> ACTIVITY
Please copy the lines below exactly, from the first one through the line showing "Several settings changed at once.".

★ ★ ★ ★ ★

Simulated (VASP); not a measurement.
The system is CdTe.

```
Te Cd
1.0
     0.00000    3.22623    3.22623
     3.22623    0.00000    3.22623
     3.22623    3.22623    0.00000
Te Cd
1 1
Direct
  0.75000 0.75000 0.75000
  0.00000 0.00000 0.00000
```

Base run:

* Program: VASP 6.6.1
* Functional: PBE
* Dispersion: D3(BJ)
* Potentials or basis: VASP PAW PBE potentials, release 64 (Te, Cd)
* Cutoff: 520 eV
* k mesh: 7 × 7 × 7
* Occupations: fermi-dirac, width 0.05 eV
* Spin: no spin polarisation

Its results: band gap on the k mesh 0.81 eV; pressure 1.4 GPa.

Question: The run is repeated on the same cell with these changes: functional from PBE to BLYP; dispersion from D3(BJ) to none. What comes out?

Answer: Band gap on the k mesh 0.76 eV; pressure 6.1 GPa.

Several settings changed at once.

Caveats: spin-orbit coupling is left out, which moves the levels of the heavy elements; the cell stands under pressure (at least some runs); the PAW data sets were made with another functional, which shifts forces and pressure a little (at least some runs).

★ ★ ★ ★ ★

> WRITTEN REPLY
Simulated (VASP); not a measurement.
The system is CdTe.

```
Te Cd
1.0
     0.00000    3.22623    3.22623
     3.22623    0.00000    3.22623
     3.22623    3.22623    0.00000
Te Cd
1 1
Direct
  0.75000 0.75000 0.75000
  0.00000 0.00000 0.00000
```

Base run:

* Program: VASP 6.6.1
* Functional: PBE
* Dispersion: D3(BJ)
* Potentials or basis: VASP PAW PBE potentials, release 64 (Te, Cd)
* Cutoff: 520 eV
* k mesh: 7 × 7 × 7
* Occupations: fermi-dirac, width 0.05 eV
* Spin: no spin polarisation

Its results: band gap on the k mesh 0.81 eV; pressure 1.4 GPa.

Question: The run is repeated on the same cell with these changes: functional from PBE to BLYP; dispersion from D3(BJ) to none. What comes out?

Answer: Band gap on the k mesh 0.76 eV; pressure 6.1 GPa.

Several settings changed at once.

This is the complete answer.